■ **Information provided**
*****

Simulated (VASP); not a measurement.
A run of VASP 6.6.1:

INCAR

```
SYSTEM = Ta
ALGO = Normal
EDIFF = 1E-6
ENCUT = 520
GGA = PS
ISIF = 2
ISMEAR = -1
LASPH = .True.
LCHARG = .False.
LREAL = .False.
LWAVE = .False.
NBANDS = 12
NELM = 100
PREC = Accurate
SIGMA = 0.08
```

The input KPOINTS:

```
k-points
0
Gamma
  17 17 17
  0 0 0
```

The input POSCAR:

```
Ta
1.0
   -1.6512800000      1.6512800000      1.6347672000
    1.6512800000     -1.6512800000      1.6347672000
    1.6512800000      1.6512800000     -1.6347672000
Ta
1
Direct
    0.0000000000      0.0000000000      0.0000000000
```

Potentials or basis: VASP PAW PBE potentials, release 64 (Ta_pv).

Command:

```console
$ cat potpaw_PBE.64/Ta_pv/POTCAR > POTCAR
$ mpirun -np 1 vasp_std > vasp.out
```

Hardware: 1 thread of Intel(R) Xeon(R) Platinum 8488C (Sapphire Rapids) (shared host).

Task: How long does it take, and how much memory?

*****

■ **Work task**
Your task is to transcribe each record faithfully and in full.

■ **Worked solution**
Simulated (VASP); not a measurement.
A run of VASP 6.6.1:

INCAR

```
SYSTEM = Ta
ALGO = Normal
EDIFF = 1E-6
ENCUT = 520
GGA = PS
ISIF = 2
ISMEAR = -1
LASPH = .True.
LCHARG = .False.
LREAL = .False.
LWAVE = .False.
NBANDS = 12
NELM = 100
PREC = Accurate
SIGMA = 0.08
```

The input KPOINTS:

```
k-points
0
Gamma
  17 17 17
  0 0 0
```

The input POSCAR:

```
Ta
1.0
   -1.6512800000      1.6512800000      1.6347672000
    1.6512800000     -1.6512800000      1.6347672000
    1.6512800000      1.6512800000     -1.6347672000
Ta
1
Direct
    0.0000000000      0.0000000000      0.0000000000
```

Potentials or basis: VASP PAW PBE potentials, release 64 (Ta_pv).

Command:

```console
$ cat potpaw_PBE.64/Ta_pv/POTCAR > POTCAR
$ mpirun -np 1 vasp_std > vasp.out
```

Hardware: 1 thread of Intel(R) Xeon(R) Platinum 8488C (Sapphire Rapids) (shared host).

Task: How long does it take, and how much memory?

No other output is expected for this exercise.